* [Action item]
In the records below, begin at the line that has "1.882 Å (×2) |" and stop after the line that has "0.00 | 0.94 |"; quote those lines verbatim and nothing more.

* [Extracted information]
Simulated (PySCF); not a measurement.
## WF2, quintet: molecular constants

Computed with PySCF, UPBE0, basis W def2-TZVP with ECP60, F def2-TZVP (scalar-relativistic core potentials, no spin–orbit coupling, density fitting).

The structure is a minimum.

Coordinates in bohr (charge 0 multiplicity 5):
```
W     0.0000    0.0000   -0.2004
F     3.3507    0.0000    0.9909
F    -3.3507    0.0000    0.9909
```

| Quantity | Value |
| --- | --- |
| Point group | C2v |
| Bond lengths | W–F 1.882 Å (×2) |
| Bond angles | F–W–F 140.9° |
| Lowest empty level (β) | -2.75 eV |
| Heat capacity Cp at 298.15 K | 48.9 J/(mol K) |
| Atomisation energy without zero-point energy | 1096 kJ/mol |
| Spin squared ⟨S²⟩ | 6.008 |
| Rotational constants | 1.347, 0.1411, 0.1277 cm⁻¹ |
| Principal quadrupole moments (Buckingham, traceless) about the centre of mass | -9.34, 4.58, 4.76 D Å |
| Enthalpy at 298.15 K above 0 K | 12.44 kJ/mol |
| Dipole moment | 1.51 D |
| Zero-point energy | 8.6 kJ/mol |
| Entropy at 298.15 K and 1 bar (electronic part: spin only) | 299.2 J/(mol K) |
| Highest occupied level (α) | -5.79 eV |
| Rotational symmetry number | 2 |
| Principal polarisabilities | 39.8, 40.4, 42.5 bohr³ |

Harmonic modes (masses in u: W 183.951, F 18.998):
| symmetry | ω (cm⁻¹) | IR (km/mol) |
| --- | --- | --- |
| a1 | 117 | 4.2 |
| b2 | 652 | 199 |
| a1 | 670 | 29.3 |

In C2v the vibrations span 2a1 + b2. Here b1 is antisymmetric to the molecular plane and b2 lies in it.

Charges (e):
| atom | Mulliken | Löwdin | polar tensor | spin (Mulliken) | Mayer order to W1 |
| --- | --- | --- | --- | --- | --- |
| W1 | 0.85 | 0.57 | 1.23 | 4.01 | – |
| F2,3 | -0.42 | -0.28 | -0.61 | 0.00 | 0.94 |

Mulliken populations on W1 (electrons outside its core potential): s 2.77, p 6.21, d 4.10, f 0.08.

* [Written reply]
| Bond lengths | W–F 1.882 Å (×2) |
| Bond angles | F–W–F 140.9° |
| Lowest empty level (β) | -2.75 eV |
| Heat capacity Cp at 298.15 K | 48.9 J/(mol K) |
| Atomisation energy without zero-point energy | 1096 kJ/mol |
| Spin squared ⟨S²⟩ | 6.008 |
| Rotational constants | 1.347, 0.1411, 0.1277 cm⁻¹ |
| Principal quadrupole moments (Buckingham, traceless) about the centre of mass | -9.34, 4.58, 4.76 D Å |
| Enthalpy at 298.15 K above 0 K | 12.44 kJ/mol |
| Dipole moment | 1.51 D |
| Zero-point energy | 8.6 kJ/mol |
| Entropy at 298.15 K and 1 bar (electronic part: spin only) | 299.2 J/(mol K) |
| Highest occupied level (α) | -5.79 eV |
| Rotational symmetry number | 2 |
| Principal polarisabilities | 39.8, 40.4, 42.5 bohr³ |

Harmonic modes (masses in u: W 183.951, F 18.998):
| symmetry | ω (cm⁻¹) | IR (km/mol) |
| --- | --- | --- |
| a1 | 117 | 4.2 |
| b2 | 652 | 199 |
| a1 | 670 | 29.3 |

In C2v the vibrations span 2a1 + b2. Here b1 is antisymmetric to the molecular plane and b2 lies in it.

Charges (e):
| atom | Mulliken | Löwdin | polar tensor | spin (Mulliken) | Mayer order to W1 |
| --- | --- | --- | --- | --- | --- |
| W1 | 0.85 | 0.57 | 1.23 | 4.01 | – |
| F2,3 | -0.42 | -0.28 | -0.61 | 0.00 | 0.94 |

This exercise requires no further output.